+ + + +
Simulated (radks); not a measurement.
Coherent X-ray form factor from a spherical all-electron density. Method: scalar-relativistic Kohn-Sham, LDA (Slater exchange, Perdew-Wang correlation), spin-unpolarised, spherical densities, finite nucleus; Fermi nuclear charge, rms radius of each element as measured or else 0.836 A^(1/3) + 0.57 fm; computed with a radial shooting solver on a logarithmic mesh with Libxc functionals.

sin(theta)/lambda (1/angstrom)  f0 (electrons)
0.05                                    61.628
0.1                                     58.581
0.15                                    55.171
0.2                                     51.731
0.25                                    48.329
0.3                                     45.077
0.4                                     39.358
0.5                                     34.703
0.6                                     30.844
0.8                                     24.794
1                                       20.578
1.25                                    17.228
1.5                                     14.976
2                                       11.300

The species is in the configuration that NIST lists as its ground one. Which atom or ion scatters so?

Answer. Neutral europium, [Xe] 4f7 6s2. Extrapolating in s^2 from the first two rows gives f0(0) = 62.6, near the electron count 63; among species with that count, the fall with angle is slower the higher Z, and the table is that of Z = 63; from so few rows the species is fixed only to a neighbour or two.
+ + + +

* Work order *
Please reproduce, exactly as they appear above, the lines from the line containing "Coherent X-ray form" up to and including the line containing "The species is in".

* Task response *
Coherent X-ray form factor from a spherical all-electron density. Method: scalar-relativistic Kohn-Sham, LDA (Slater exchange, Perdew-Wang correlation), spin-unpolarised, spherical densities, finite nucleus; Fermi nuclear charge, rms radius of each element as measured or else 0.836 A^(1/3) + 0.57 fm; computed with a radial shooting solver on a logarithmic mesh with Libxc functionals.

sin(theta)/lambda (1/angstrom)  f0 (electrons)
0.05                                    61.628
0.1                                     58.581
0.15                                    55.171
0.2                                     51.731
0.25                                    48.329
0.3                                     45.077
0.4                                     39.358
0.5                                     34.703
0.6                                     30.844
0.8                                     24.794
1                                       20.578
1.25                                    17.228
1.5                                     14.976
2                                       11.300

The species is in the configuration that NIST lists as its ground one. Which atom or ion scatters so?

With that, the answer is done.